▸ **ASSIGNMENT**:
Could you return the lines below exactly, from the first line up to and including the line that holds "Q: What is the"?

[Start of section]

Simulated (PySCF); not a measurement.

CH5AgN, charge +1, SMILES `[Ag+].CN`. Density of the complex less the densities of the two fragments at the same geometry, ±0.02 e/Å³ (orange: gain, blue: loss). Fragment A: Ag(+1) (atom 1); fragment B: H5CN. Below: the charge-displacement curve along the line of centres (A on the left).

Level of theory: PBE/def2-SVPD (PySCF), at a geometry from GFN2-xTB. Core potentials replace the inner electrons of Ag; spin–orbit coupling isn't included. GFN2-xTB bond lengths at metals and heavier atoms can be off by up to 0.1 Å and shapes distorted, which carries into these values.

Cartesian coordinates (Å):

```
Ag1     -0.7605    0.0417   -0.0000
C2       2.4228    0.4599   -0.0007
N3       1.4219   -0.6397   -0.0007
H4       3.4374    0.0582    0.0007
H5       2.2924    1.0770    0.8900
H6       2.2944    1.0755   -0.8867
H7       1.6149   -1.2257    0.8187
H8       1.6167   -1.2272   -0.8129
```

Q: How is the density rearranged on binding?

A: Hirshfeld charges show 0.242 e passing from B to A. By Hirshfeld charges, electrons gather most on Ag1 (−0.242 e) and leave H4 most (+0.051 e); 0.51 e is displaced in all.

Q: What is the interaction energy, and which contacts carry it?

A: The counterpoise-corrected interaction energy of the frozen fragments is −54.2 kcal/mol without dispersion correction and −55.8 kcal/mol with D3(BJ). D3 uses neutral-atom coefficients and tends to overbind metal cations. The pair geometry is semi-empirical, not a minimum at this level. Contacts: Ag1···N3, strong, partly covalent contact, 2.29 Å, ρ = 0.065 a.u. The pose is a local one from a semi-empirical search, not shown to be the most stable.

[End of section]

▸ **TASK RESPONSE**:
Simulated (PySCF); not a measurement.

CH5AgN, charge +1, SMILES `[Ag+].CN`. Density of the complex less the densities of the two fragments at the same geometry, ±0.02 e/Å³ (orange: gain, blue: loss). Fragment A: Ag(+1) (atom 1); fragment B: H5CN. Below: the charge-displacement curve along the line of centres (A on the left).

Level of theory: PBE/def2-SVPD (PySCF), at a geometry from GFN2-xTB. Core potentials replace the inner electrons of Ag; spin–orbit coupling isn't included. GFN2-xTB bond lengths at metals and heavier atoms can be off by up to 0.1 Å and shapes distorted, which carries into these values.

Cartesian coordinates (Å):

```
Ag1     -0.7605    0.0417   -0.0000
C2       2.4228    0.4599   -0.0007
N3       1.4219   -0.6397   -0.0007
H4       3.4374    0.0582    0.0007
H5       2.2924    1.0770    0.8900
H6       2.2944    1.0755   -0.8867
H7       1.6149   -1.2257    0.8187
H8       1.6167   -1.2272   -0.8129
```

Q: How is the density rearranged on binding?

A: Hirshfeld charges show 0.242 e passing from B to A. By Hirshfeld charges, electrons gather most on Ag1 (−0.242 e) and leave H4 most (+0.051 e); 0.51 e is displaced in all.

Q: What is the interaction energy, and which contacts carry it?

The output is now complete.